## WORK TASK
Word for word, restate every record.

---*---

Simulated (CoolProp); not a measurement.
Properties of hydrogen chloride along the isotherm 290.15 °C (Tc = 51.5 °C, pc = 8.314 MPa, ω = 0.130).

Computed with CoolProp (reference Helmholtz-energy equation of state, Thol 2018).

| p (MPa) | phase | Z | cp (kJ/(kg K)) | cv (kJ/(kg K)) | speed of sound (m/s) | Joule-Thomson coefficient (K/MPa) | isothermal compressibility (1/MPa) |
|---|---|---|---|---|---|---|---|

---*---

## RESPONSE
Simulated (CoolProp); not a measurement.
Properties of hydrogen chloride along the isotherm 290.15 °C (Tc = 51.5 °C, pc = 8.314 MPa, ω = 0.130).

Computed with CoolProp (reference Helmholtz-energy equation of state, Thol 2018).

| p (MPa) | phase | Z | cp (kJ/(kg K)) | cv (kJ/(kg K)) | speed of sound (m/s) | Joule-Thomson coefficient (K/MPa) | isothermal compressibility (1/MPa) |
|---|---|---|---|---|---|---|---|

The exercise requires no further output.